--- RAW DATA Enclosed Below ---

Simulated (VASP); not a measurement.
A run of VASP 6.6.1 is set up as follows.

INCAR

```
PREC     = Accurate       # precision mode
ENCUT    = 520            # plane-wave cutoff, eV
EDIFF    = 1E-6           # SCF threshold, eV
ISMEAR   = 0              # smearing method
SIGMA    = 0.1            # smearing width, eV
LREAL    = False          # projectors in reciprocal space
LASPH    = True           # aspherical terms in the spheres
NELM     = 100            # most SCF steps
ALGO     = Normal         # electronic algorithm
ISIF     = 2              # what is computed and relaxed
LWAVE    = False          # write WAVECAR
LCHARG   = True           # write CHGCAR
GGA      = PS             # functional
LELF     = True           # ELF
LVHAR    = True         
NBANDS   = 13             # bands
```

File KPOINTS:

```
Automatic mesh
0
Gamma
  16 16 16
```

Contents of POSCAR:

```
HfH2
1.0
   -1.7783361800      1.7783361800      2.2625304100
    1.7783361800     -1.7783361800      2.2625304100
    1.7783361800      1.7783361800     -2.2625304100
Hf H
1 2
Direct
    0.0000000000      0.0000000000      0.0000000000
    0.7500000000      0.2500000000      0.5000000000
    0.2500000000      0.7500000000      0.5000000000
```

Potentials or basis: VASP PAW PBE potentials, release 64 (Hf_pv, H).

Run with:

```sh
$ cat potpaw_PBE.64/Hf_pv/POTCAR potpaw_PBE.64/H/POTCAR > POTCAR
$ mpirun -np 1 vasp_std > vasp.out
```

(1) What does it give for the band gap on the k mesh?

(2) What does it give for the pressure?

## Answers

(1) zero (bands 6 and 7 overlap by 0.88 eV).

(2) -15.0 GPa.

--- End of Enclosed RAW DATA ---

-- ASSIGNMENT --
Quote, word for word, every line from the top of the entries through the line that holds "(1) zero (bands 6 and 7 overlap by 0.88 eV).".

-- EXERCISE ANSWER --
Simulated (VASP); not a measurement.
A run of VASP 6.6.1 is set up as follows.

INCAR

```
PREC     = Accurate       # precision mode
ENCUT    = 520            # plane-wave cutoff, eV
EDIFF    = 1E-6           # SCF threshold, eV
ISMEAR   = 0              # smearing method
SIGMA    = 0.1            # smearing width, eV
LREAL    = False          # projectors in reciprocal space
LASPH    = True           # aspherical terms in the spheres
NELM     = 100            # most SCF steps
ALGO     = Normal         # electronic algorithm
ISIF     = 2              # what is computed and relaxed
LWAVE    = False          # write WAVECAR
LCHARG   = True           # write CHGCAR
GGA      = PS             # functional
LELF     = True           # ELF
LVHAR    = True         
NBANDS   = 13             # bands
```

File KPOINTS:

```
Automatic mesh
0
Gamma
  16 16 16
```

Contents of POSCAR:

```
HfH2
1.0
   -1.7783361800      1.7783361800      2.2625304100
    1.7783361800     -1.7783361800      2.2625304100
    1.7783361800      1.7783361800     -2.2625304100
Hf H
1 2
Direct
    0.0000000000      0.0000000000      0.0000000000
    0.7500000000      0.2500000000      0.5000000000
    0.2500000000      0.7500000000      0.5000000000
```

Potentials or basis: VASP PAW PBE potentials, release 64 (Hf_pv, H).

Run with:

```sh
$ cat potpaw_PBE.64/Hf_pv/POTCAR potpaw_PBE.64/H/POTCAR > POTCAR
$ mpirun -np 1 vasp_std > vasp.out
```

(1) What does it give for the band gap on the k mesh?

(2) What does it give for the pressure?

## Answers

(1) zero (bands 6 and 7 overlap by 0.88 eV).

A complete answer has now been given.